Copy out the listing below so that each line matches exactly.

• • •
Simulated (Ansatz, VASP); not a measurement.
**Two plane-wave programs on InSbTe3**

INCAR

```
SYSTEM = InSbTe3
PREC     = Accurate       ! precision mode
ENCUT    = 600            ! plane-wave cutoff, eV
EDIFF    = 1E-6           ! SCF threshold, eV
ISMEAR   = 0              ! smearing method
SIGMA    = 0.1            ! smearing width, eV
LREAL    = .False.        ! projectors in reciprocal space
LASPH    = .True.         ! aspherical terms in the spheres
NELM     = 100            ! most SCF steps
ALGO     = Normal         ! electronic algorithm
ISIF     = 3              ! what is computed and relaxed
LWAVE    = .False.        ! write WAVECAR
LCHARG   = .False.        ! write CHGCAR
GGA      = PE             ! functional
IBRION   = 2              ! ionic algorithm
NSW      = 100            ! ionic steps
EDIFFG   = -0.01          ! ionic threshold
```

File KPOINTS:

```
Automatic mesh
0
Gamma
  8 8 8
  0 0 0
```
• • •

## TASK OUTPUT
Simulated (Ansatz, VASP); not a measurement.
**Two plane-wave programs on InSbTe3**

INCAR

```
SYSTEM = InSbTe3
PREC     = Accurate       ! precision mode
ENCUT    = 600            ! plane-wave cutoff, eV
EDIFF    = 1E-6           ! SCF threshold, eV
ISMEAR   = 0              ! smearing method
SIGMA    = 0.1            ! smearing width, eV
LREAL    = .False.        ! projectors in reciprocal space
LASPH    = .True.         ! aspherical terms in the spheres
NELM     = 100            ! most SCF steps
ALGO     = Normal         ! electronic algorithm
ISIF     = 3              ! what is computed and relaxed
LWAVE    = .False.        ! write WAVECAR
LCHARG   = .False.        ! write CHGCAR
GGA      = PE             ! functional
IBRION   = 2              ! ionic algorithm
NSW      = 100            ! ionic steps
EDIFFG   = -0.01          ! ionic threshold
```

File KPOINTS:

```
Automatic mesh
0
Gamma
  8 8 8
  0 0 0
```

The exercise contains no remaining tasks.